> [Work item]
Look below for the lines from the one with "Fig. 1. SnSe" to the one with "The cell is", and copy exactly those lines, both ends included.

> [Given data]
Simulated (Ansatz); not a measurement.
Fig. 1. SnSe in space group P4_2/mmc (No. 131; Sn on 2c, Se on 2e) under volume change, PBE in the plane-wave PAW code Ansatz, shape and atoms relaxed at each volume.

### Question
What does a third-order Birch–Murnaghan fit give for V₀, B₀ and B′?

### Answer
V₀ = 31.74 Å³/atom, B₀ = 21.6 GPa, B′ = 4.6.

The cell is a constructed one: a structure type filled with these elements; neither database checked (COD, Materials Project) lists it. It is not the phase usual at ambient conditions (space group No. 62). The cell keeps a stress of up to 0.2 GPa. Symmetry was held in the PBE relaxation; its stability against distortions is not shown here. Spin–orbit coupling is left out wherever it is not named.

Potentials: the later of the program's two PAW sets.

> [Answer area]
Fig. 1. SnSe in space group P4_2/mmc (No. 131; Sn on 2c, Se on 2e) under volume change, PBE in the plane-wave PAW code Ansatz, shape and atoms relaxed at each volume.

### Question
What does a third-order Birch–Murnaghan fit give for V₀, B₀ and B′?

### Answer
V₀ = 31.74 Å³/atom, B₀ = 21.6 GPa, B′ = 4.6.

The cell is a constructed one: a structure type filled with these elements; neither database checked (COD, Materials Project) lists it. It is not the phase usual at ambient conditions (space group No. 62). The cell keeps a stress of up to 0.2 GPa. Symmetry was held in the PBE relaxation; its stability against distortions is not shown here. Spin–orbit coupling is left out wherever it is not named.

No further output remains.